**Required action:** Return, exactly and in full, the lines of the records below starting at the one with "Ionic steps: 17" and ending at the one with "empty bands touch)", and no other lines.

**Dataset entries:**
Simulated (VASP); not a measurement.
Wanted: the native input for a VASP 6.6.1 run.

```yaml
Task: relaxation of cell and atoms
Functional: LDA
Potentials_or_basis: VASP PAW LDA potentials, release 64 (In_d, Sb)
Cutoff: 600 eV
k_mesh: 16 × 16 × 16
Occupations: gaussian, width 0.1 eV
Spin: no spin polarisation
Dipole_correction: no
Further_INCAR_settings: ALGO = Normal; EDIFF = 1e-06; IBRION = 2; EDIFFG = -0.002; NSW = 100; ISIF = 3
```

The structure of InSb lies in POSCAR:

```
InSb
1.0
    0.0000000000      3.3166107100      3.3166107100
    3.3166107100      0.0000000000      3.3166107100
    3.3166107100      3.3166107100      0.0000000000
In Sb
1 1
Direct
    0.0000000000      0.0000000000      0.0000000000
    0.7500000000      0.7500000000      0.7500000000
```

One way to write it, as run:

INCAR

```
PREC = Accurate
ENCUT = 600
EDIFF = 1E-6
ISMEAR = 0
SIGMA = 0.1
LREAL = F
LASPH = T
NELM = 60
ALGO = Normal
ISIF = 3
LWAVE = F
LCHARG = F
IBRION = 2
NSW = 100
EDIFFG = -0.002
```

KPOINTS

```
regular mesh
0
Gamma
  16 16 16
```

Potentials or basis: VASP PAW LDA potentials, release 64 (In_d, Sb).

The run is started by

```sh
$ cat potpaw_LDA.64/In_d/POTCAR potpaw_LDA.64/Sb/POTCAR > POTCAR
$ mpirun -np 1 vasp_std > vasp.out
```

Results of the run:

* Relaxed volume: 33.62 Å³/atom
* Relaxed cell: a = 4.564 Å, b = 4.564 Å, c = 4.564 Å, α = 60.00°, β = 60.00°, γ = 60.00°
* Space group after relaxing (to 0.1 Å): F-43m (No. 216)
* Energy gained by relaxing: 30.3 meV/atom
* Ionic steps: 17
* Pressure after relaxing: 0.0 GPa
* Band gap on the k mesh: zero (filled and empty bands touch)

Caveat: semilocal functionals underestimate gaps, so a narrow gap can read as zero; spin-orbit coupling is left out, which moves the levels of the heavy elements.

**Exercise output:**
* Ionic steps: 17
* Pressure after relaxing: 0.0 GPa
* Band gap on the k mesh: zero (filled and empty bands touch)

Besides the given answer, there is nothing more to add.